Record extracts:
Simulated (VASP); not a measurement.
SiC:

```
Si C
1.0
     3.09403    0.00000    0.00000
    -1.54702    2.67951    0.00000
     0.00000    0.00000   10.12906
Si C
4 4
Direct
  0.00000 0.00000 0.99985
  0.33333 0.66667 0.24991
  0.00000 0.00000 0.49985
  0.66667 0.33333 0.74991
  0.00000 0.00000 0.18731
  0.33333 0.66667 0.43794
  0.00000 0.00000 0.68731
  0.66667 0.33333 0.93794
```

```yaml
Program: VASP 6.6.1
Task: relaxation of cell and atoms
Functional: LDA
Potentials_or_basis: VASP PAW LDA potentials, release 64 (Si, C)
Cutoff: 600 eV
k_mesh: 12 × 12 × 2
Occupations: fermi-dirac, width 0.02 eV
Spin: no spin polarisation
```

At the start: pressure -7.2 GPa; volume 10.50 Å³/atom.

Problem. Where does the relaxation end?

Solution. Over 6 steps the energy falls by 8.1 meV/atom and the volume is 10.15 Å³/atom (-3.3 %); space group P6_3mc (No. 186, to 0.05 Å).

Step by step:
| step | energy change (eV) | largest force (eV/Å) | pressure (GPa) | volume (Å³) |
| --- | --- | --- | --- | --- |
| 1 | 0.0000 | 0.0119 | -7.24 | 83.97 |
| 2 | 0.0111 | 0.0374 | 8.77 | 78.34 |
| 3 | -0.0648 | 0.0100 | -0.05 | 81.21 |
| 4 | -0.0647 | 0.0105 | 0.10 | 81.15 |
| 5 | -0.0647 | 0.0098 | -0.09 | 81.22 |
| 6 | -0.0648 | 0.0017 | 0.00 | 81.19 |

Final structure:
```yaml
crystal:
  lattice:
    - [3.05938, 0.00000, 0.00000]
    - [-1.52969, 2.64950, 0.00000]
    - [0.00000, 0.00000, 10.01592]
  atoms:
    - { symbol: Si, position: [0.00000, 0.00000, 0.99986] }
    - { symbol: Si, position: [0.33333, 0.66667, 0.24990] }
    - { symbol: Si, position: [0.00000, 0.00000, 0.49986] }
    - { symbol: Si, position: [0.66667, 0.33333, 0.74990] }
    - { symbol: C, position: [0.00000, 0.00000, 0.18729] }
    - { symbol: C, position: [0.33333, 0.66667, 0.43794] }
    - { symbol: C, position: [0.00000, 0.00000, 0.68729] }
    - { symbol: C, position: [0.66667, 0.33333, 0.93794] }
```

Brief:
Look back at the data above. Transcribe exactly the lines starting at the line that contains "volume (Å³) |" and ending at the line that contains "-0.05 | 81.21 |".

Exercise output:
| step | energy change (eV) | largest force (eV/Å) | pressure (GPa) | volume (Å³) |
| --- | --- | --- | --- | --- |
| 1 | 0.0000 | 0.0119 | -7.24 | 83.97 |
| 2 | 0.0111 | 0.0374 | 8.77 | 78.34 |
| 3 | -0.0648 | 0.0100 | -0.05 | 81.21 |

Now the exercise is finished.